--- Recorded information ---
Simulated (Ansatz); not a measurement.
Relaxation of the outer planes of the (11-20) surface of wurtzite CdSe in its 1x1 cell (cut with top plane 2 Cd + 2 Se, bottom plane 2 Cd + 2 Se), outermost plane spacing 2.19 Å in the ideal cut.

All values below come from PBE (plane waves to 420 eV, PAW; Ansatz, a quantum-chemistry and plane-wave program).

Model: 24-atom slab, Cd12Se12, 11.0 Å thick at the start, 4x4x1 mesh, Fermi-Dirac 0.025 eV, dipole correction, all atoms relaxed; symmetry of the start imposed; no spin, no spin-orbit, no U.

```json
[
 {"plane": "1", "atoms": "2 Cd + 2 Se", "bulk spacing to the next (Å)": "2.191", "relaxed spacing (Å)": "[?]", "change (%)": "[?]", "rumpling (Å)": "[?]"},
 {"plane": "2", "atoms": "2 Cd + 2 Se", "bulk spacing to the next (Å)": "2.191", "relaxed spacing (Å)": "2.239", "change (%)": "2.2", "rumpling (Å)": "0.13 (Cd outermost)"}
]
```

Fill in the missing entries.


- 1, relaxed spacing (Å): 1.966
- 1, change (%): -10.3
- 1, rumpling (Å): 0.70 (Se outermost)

--- Required action ---
With every line intact, print the records above again.

--- Response area ---
Simulated (Ansatz); not a measurement.
Relaxation of the outer planes of the (11-20) surface of wurtzite CdSe in its 1x1 cell (cut with top plane 2 Cd + 2 Se, bottom plane 2 Cd + 2 Se), outermost plane spacing 2.19 Å in the ideal cut.

All values below come from PBE (plane waves to 420 eV, PAW; Ansatz, a quantum-chemistry and plane-wave program).

Model: 24-atom slab, Cd12Se12, 11.0 Å thick at the start, 4x4x1 mesh, Fermi-Dirac 0.025 eV, dipole correction, all atoms relaxed; symmetry of the start imposed; no spin, no spin-orbit, no U.

```json
[
 {"plane": "1", "atoms": "2 Cd + 2 Se", "bulk spacing to the next (Å)": "2.191", "relaxed spacing (Å)": "[?]", "change (%)": "[?]", "rumpling (Å)": "[?]"},
 {"plane": "2", "atoms": "2 Cd + 2 Se", "bulk spacing to the next (Å)": "2.191", "relaxed spacing (Å)": "2.239", "change (%)": "2.2", "rumpling (Å)": "0.13 (Cd outermost)"}
]
```

Fill in the missing entries.


- 1, relaxed spacing (Å): 1.966
- 1, change (%): -10.3
- 1, rumpling (Å): 0.70 (Se outermost)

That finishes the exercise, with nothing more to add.